Start of Records supplied

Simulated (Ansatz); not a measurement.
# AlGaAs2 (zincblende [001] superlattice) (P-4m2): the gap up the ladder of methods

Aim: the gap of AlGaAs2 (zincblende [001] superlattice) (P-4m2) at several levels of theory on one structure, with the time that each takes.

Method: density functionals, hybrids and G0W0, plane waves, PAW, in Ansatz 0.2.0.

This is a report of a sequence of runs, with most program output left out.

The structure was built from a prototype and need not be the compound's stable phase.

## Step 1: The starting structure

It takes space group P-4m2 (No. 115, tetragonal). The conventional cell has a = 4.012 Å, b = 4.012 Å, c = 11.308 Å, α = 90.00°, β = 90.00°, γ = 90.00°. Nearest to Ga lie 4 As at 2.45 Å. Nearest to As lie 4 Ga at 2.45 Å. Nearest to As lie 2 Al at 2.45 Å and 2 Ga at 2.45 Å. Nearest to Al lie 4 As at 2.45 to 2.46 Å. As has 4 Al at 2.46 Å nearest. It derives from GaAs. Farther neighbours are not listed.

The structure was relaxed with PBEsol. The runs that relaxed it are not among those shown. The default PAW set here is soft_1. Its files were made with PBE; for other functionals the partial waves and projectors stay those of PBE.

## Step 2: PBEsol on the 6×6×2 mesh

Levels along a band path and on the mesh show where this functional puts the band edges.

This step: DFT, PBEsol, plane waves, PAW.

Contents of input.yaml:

End of Records supplied

▶ [Exercise]: Only the lines from the first line of the records through the line containing "## Step 1: The starting structure" should be repeated, exactly as they appear.

▶ [Exercise result]:
Simulated (Ansatz); not a measurement.
# AlGaAs2 (zincblende [001] superlattice) (P-4m2): the gap up the ladder of methods

Aim: the gap of AlGaAs2 (zincblende [001] superlattice) (P-4m2) at several levels of theory on one structure, with the time that each takes.

Method: density functionals, hybrids and G0W0, plane waves, PAW, in Ansatz 0.2.0.

This is a report of a sequence of runs, with most program output left out.

The structure was built from a prototype and need not be the compound's stable phase.

## Step 1: The starting structure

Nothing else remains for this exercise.